• Requirement: Until you reach the line containing "Q: Metal or insulator?", reproduce each line of the listing exactly, please, and include that line as well.

*** Opening of Supplied material ***

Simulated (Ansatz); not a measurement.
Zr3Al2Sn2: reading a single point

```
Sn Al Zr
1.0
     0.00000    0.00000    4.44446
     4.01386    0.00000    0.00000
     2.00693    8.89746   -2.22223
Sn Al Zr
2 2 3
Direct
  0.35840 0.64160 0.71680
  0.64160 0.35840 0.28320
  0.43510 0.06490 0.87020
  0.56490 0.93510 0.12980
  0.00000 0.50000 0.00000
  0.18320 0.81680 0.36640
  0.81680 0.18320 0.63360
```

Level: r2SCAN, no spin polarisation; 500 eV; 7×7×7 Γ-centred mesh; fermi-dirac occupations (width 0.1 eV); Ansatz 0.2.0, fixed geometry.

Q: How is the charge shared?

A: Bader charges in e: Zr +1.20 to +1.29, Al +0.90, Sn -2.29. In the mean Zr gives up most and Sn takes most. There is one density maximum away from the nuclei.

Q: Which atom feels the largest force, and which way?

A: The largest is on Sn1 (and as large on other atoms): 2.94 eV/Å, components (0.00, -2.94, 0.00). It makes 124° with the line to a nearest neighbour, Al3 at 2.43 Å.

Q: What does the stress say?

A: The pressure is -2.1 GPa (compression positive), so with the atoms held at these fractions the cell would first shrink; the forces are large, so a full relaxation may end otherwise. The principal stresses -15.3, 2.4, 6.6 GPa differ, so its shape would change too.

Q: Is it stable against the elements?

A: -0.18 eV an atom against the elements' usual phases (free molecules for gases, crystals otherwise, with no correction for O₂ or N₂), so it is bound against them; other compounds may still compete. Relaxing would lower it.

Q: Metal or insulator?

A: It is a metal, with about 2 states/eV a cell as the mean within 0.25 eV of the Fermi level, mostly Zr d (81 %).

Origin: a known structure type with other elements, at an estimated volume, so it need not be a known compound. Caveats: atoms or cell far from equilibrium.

*** Close of Supplied material ***

• Expected answer:
Simulated (Ansatz); not a measurement.
Zr3Al2Sn2: reading a single point

```
Sn Al Zr
1.0
     0.00000    0.00000    4.44446
     4.01386    0.00000    0.00000
     2.00693    8.89746   -2.22223
Sn Al Zr
2 2 3
Direct
  0.35840 0.64160 0.71680
  0.64160 0.35840 0.28320
  0.43510 0.06490 0.87020
  0.56490 0.93510 0.12980
  0.00000 0.50000 0.00000
  0.18320 0.81680 0.36640
  0.81680 0.18320 0.63360
```

Level: r2SCAN, no spin polarisation; 500 eV; 7×7×7 Γ-centred mesh; fermi-dirac occupations (width 0.1 eV); Ansatz 0.2.0, fixed geometry.

Q: How is the charge shared?

A: Bader charges in e: Zr +1.20 to +1.29, Al +0.90, Sn -2.29. In the mean Zr gives up most and Sn takes most. There is one density maximum away from the nuclei.

Q: Which atom feels the largest force, and which way?

A: The largest is on Sn1 (and as large on other atoms): 2.94 eV/Å, components (0.00, -2.94, 0.00). It makes 124° with the line to a nearest neighbour, Al3 at 2.43 Å.

Q: What does the stress say?

A: The pressure is -2.1 GPa (compression positive), so with the atoms held at these fractions the cell would first shrink; the forces are large, so a full relaxation may end otherwise. The principal stresses -15.3, 2.4, 6.6 GPa differ, so its shape would change too.

Q: Is it stable against the elements?

A: -0.18 eV an atom against the elements' usual phases (free molecules for gases, crystals otherwise, with no correction for O₂ or N₂), so it is bound against them; other compounds may still compete. Relaxing would lower it.

Q: Metal or insulator?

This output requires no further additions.